> **WORK TASK**: Starting at the first line of the listing below and ending at the line with "curve of CuO**", copy each line exactly.

****************************************

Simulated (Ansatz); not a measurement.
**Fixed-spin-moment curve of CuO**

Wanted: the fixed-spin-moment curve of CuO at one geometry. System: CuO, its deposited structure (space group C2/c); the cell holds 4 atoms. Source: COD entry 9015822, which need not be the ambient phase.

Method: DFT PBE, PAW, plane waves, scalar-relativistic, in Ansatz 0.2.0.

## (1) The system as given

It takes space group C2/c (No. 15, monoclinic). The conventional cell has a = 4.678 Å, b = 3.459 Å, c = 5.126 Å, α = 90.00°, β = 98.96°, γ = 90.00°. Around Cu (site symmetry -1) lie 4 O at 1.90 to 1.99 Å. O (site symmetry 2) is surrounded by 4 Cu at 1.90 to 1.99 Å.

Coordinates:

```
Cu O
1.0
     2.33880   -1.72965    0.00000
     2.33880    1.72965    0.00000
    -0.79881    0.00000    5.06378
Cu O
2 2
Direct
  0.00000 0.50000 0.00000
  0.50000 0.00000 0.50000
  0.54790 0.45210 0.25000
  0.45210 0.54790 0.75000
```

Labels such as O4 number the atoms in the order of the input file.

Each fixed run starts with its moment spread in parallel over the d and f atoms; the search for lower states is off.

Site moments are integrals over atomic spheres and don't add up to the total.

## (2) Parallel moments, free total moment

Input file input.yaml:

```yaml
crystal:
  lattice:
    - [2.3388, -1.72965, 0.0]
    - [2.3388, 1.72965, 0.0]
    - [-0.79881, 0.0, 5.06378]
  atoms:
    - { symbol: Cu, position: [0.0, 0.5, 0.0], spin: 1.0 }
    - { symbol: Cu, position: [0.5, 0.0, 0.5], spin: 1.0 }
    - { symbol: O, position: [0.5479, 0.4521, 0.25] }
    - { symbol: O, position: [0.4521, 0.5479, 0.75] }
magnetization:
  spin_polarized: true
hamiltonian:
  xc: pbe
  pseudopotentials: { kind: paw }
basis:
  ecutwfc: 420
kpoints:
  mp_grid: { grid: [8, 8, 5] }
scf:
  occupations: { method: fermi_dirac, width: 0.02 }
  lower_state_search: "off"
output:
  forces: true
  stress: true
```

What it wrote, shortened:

****************************************

> **WRITTEN RESPONSE**:
Simulated (Ansatz); not a measurement.
**Fixed-spin-moment curve of CuO**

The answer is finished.